## WORK TASK
Can you quote, word for word, every line from the first line of the records below through the line containing "(D) [Ta(OH)2(NH2)3]", and nothing else?

## MATERIAL SHOWN
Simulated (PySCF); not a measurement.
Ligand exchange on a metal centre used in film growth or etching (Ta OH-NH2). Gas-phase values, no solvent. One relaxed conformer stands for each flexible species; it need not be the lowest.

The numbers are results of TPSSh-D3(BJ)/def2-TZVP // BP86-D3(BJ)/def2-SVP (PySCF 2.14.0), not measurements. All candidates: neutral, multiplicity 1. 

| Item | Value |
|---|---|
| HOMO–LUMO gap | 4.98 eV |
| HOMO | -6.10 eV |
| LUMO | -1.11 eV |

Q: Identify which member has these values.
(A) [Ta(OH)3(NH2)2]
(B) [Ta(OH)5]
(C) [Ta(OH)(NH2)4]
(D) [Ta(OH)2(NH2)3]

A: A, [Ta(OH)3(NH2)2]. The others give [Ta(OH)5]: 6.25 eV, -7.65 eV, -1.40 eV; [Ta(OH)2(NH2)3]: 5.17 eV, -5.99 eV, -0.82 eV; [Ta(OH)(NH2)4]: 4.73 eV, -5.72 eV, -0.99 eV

## ANSWER SPACE
Simulated (PySCF); not a measurement.
Ligand exchange on a metal centre used in film growth or etching (Ta OH-NH2). Gas-phase values, no solvent. One relaxed conformer stands for each flexible species; it need not be the lowest.

The numbers are results of TPSSh-D3(BJ)/def2-TZVP // BP86-D3(BJ)/def2-SVP (PySCF 2.14.0), not measurements. All candidates: neutral, multiplicity 1. 

| Item | Value |
|---|---|
| HOMO–LUMO gap | 4.98 eV |
| HOMO | -6.10 eV |
| LUMO | -1.11 eV |

Q: Identify which member has these values.
(A) [Ta(OH)3(NH2)2]
(B) [Ta(OH)5]
(C) [Ta(OH)(NH2)4]
(D) [Ta(OH)2(NH2)3]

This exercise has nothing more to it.